=== Exercise ===
Word for word, return the lines from the top of the listing to the line containing "This isn't the", both ends included, and no others.

#####
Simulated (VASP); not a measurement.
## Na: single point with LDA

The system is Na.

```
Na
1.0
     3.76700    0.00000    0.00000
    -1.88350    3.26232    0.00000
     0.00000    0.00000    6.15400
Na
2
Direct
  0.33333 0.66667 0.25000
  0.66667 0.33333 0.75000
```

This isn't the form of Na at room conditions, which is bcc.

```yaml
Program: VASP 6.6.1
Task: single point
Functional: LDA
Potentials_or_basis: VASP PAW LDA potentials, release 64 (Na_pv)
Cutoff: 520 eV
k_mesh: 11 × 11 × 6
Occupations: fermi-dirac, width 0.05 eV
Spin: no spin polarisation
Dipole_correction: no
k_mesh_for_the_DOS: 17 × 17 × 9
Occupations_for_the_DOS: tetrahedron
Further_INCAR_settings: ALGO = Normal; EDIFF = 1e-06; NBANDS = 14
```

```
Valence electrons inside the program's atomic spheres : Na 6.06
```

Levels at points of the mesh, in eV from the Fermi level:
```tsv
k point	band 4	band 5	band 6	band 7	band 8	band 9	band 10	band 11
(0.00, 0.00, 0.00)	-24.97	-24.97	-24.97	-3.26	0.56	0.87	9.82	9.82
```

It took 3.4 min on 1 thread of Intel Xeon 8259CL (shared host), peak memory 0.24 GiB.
#####

=== Your response ===
Simulated (VASP); not a measurement.
## Na: single point with LDA

The system is Na.

```
Na
1.0
     3.76700    0.00000    0.00000
    -1.88350    3.26232    0.00000
     0.00000    0.00000    6.15400
Na
2
Direct
  0.33333 0.66667 0.25000
  0.66667 0.33333 0.75000
```

This isn't the form of Na at room conditions, which is bcc.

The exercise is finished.